Give the entries again, precisely as they were written.

==== Provided records ====

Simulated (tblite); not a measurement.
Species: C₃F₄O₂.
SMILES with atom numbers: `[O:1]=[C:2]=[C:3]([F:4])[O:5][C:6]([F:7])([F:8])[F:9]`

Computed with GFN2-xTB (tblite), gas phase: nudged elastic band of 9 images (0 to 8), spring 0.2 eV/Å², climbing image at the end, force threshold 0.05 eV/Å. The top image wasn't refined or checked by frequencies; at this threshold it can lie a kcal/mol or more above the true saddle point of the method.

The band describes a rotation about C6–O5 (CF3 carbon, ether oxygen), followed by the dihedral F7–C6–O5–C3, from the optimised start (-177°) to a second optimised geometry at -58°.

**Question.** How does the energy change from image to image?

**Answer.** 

====

**Exercise result:**
Simulated (tblite); not a measurement.
Species: C₃F₄O₂.
SMILES with atom numbers: `[O:1]=[C:2]=[C:3]([F:4])[O:5][C:6]([F:7])([F:8])[F:9]`

Computed with GFN2-xTB (tblite), gas phase: nudged elastic band of 9 images (0 to 8), spring 0.2 eV/Å², climbing image at the end, force threshold 0.05 eV/Å. The top image wasn't refined or checked by frequencies; at this threshold it can lie a kcal/mol or more above the true saddle point of the method.

The band describes a rotation about C6–O5 (CF3 carbon, ether oxygen), followed by the dihedral F7–C6–O5–C3, from the optimised start (-177°) to a second optimised geometry at -58°.

**Question.** How does the energy change from image to image?

**Answer.** 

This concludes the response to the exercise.